Assignment => Repeat verbatim only the lines from the opening of the material below through the one that contains "Solution. A cubic".

※
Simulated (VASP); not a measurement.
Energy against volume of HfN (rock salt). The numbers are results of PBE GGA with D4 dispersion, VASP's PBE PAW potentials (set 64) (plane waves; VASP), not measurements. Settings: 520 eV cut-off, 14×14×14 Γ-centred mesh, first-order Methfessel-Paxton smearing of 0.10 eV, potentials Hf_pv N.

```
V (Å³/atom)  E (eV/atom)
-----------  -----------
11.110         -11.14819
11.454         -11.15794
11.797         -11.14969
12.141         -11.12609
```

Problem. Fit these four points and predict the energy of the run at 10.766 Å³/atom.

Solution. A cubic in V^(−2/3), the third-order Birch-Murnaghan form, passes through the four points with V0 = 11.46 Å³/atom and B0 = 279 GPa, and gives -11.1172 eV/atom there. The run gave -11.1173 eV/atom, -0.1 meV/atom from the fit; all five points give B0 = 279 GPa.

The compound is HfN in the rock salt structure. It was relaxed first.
※

Written reply =>
Simulated (VASP); not a measurement.
Energy against volume of HfN (rock salt). The numbers are results of PBE GGA with D4 dispersion, VASP's PBE PAW potentials (set 64) (plane waves; VASP), not measurements. Settings: 520 eV cut-off, 14×14×14 Γ-centred mesh, first-order Methfessel-Paxton smearing of 0.10 eV, potentials Hf_pv N.

```
V (Å³/atom)  E (eV/atom)
-----------  -----------
11.110         -11.14819
11.454         -11.15794
11.797         -11.14969
12.141         -11.12609
```

Problem. Fit these four points and predict the energy of the run at 10.766 Å³/atom.

Solution. A cubic in V^(−2/3), the third-order Birch-Murnaghan form, passes through the four points with V0 = 11.46 Å³/atom and B0 = 279 GPa, and gives -11.1172 eV/atom there. The run gave -11.1173 eV/atom, -0.1 meV/atom from the fit; all five points give B0 = 279 GPa.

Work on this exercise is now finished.